BRIEF:
Please retype the records below exactly, from the first line down to and including the line with "- Be: 0.70126 cm⁻¹".

DATA FOR REVIEW:
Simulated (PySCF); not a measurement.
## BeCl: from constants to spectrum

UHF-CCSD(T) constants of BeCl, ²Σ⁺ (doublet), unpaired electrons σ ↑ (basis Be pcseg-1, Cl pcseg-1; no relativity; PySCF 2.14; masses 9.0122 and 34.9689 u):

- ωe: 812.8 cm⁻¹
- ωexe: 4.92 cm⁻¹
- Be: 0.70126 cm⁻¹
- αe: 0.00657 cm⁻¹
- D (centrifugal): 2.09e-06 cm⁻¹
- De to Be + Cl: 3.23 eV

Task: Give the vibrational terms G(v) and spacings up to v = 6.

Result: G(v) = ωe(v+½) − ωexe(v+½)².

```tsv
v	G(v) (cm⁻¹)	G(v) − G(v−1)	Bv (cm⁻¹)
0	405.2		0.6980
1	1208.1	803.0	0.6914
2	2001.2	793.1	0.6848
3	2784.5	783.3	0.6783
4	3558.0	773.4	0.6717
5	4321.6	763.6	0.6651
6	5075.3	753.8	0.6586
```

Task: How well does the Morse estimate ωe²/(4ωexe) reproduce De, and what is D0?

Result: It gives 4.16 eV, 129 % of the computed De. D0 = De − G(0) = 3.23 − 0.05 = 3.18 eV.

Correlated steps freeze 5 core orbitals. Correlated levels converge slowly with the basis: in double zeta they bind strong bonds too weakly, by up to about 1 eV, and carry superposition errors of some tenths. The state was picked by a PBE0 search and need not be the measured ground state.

ANSWER SECTION:
Simulated (PySCF); not a measurement.
## BeCl: from constants to spectrum

UHF-CCSD(T) constants of BeCl, ²Σ⁺ (doublet), unpaired electrons σ ↑ (basis Be pcseg-1, Cl pcseg-1; no relativity; PySCF 2.14; masses 9.0122 and 34.9689 u):

- ωe: 812.8 cm⁻¹
- ωexe: 4.92 cm⁻¹
- Be: 0.70126 cm⁻¹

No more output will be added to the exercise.